■ Task item
Write out the complete data exactly as written.

■ Extracted data
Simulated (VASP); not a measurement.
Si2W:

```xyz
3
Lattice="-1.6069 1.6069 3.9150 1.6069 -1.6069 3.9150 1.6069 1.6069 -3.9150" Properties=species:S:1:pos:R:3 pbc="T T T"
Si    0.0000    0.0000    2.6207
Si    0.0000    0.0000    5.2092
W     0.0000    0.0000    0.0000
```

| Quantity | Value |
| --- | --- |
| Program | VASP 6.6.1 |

■ Your solution
Simulated (VASP); not a measurement.
Si2W:

```xyz
3
Lattice="-1.6069 1.6069 3.9150 1.6069 -1.6069 3.9150 1.6069 1.6069 -3.9150" Properties=species:S:1:pos:R:3 pbc="T T T"
Si    0.0000    0.0000    2.6207
Si    0.0000    0.0000    5.2092
W     0.0000    0.0000    0.0000
```

| Quantity | Value |
| --- | --- |
| Program | VASP 6.6.1 |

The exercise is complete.